● WORK REQUEST
Repeat exactly the lines of the listing below, please, starting with the first and ending with the line containing "Problem. Estimate the wall time of this run."; leave out the rest.

● RECORD EXTRACTS
_ _ _ _

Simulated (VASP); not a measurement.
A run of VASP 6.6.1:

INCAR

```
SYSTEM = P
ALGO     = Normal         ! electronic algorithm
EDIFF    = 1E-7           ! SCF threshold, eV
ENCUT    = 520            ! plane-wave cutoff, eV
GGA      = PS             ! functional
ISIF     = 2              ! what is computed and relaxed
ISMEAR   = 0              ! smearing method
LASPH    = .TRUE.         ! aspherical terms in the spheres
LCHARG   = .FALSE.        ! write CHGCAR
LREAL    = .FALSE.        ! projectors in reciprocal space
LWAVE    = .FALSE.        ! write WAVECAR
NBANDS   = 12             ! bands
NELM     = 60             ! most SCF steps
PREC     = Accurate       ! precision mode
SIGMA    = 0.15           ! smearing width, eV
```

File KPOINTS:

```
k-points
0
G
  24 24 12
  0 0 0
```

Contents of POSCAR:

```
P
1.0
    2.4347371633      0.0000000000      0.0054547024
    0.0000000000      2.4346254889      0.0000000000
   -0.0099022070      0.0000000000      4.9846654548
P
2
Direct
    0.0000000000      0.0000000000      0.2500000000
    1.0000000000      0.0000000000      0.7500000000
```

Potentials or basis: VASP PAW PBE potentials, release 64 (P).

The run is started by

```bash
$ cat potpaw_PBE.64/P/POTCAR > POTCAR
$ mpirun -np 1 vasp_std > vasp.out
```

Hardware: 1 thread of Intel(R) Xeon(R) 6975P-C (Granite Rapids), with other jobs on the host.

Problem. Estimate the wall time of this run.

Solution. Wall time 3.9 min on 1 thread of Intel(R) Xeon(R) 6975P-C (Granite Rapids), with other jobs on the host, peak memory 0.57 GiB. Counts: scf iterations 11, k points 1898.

_ _ _ _

● RESPONSE AREA
Simulated (VASP); not a measurement.
A run of VASP 6.6.1:

INCAR

```
SYSTEM = P
ALGO     = Normal         ! electronic algorithm
EDIFF    = 1E-7           ! SCF threshold, eV
ENCUT    = 520            ! plane-wave cutoff, eV
GGA      = PS             ! functional
ISIF     = 2              ! what is computed and relaxed
ISMEAR   = 0              ! smearing method
LASPH    = .TRUE.         ! aspherical terms in the spheres
LCHARG   = .FALSE.        ! write CHGCAR
LREAL    = .FALSE.        ! projectors in reciprocal space
LWAVE    = .FALSE.        ! write WAVECAR
NBANDS   = 12             ! bands
NELM     = 60             ! most SCF steps
PREC     = Accurate       ! precision mode
SIGMA    = 0.15           ! smearing width, eV
```

File KPOINTS:

```
k-points
0
G
  24 24 12
  0 0 0
```

Contents of POSCAR:

```
P
1.0
    2.4347371633      0.0000000000      0.0054547024
    0.0000000000      2.4346254889      0.0000000000
   -0.0099022070      0.0000000000      4.9846654548
P
2
Direct
    0.0000000000      0.0000000000      0.2500000000
    1.0000000000      0.0000000000      0.7500000000
```

Potentials or basis: VASP PAW PBE potentials, release 64 (P).

The run is started by

```bash
$ cat potpaw_PBE.64/P/POTCAR > POTCAR
$ mpirun -np 1 vasp_std > vasp.out
```

Hardware: 1 thread of Intel(R) Xeon(R) 6975P-C (Granite Rapids), with other jobs on the host.

Problem. Estimate the wall time of this run.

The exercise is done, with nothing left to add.